Task item
Repeat exactly the lines from the start of the material below up to and including the "Solution. S3, by" line.

━━━━

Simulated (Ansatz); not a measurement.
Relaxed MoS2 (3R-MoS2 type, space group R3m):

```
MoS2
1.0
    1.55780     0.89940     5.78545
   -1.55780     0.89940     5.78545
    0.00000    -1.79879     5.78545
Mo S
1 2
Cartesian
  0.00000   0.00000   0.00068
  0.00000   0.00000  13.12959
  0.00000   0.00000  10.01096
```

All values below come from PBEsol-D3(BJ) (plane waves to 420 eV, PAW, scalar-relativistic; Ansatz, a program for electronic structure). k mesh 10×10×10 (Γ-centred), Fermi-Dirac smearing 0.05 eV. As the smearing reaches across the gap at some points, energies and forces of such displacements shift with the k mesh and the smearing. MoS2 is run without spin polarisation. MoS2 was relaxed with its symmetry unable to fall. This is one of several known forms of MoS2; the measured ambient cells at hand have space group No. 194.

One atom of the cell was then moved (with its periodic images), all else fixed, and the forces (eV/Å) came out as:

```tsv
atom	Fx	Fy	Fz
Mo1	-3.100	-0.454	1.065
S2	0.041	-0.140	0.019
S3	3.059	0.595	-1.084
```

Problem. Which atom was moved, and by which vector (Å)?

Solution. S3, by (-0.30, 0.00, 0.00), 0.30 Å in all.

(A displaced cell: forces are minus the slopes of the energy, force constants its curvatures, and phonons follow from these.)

━━━━

Task solution
Simulated (Ansatz); not a measurement.
Relaxed MoS2 (3R-MoS2 type, space group R3m):

```
MoS2
1.0
    1.55780     0.89940     5.78545
   -1.55780     0.89940     5.78545
    0.00000    -1.79879     5.78545
Mo S
1 2
Cartesian
  0.00000   0.00000   0.00068
  0.00000   0.00000  13.12959
  0.00000   0.00000  10.01096
```

All values below come from PBEsol-D3(BJ) (plane waves to 420 eV, PAW, scalar-relativistic; Ansatz, a program for electronic structure). k mesh 10×10×10 (Γ-centred), Fermi-Dirac smearing 0.05 eV. As the smearing reaches across the gap at some points, energies and forces of such displacements shift with the k mesh and the smearing. MoS2 is run without spin polarisation. MoS2 was relaxed with its symmetry unable to fall. This is one of several known forms of MoS2; the measured ambient cells at hand have space group No. 194.

One atom of the cell was then moved (with its periodic images), all else fixed, and the forces (eV/Å) came out as:

```tsv
atom	Fx	Fy	Fz
Mo1	-3.100	-0.454	1.065
S2	0.041	-0.140	0.019
S3	3.059	0.595	-1.084
```

Problem. Which atom was moved, and by which vector (Å)?

Solution. S3, by (-0.30, 0.00, 0.00), 0.30 Å in all.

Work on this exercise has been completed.